• Work task: Reproduce exactly, and only, the lines running from the start of the entries below to the line containing "Spin states of".

----------
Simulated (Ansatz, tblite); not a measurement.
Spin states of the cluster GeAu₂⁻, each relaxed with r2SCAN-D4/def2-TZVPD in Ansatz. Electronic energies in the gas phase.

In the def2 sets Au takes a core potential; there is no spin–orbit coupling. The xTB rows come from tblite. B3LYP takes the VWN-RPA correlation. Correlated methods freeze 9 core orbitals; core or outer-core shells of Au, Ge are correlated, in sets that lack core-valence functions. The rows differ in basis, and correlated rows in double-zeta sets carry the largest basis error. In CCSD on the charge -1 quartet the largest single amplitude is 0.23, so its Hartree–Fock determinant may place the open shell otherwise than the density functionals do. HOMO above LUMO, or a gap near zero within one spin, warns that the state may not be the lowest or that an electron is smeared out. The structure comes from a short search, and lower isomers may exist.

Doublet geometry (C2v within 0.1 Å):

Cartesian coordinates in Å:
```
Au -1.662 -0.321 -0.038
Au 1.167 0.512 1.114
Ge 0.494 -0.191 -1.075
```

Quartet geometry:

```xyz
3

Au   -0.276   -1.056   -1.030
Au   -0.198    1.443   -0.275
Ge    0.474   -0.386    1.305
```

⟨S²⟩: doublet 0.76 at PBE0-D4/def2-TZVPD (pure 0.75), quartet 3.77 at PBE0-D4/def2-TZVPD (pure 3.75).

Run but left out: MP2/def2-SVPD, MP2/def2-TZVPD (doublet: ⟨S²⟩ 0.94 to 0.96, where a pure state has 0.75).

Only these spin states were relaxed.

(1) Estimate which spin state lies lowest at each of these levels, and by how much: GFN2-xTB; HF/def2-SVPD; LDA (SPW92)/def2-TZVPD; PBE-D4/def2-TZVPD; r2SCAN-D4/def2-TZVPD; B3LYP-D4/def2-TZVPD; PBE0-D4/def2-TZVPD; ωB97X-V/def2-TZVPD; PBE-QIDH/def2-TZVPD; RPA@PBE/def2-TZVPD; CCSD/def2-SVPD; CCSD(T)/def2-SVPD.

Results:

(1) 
----------

• Written response:
Simulated (Ansatz, tblite); not a measurement.
Spin states of the cluster GeAu₂⁻, each relaxed with r2SCAN-D4/def2-TZVPD in Ansatz. Electronic energies in the gas phase.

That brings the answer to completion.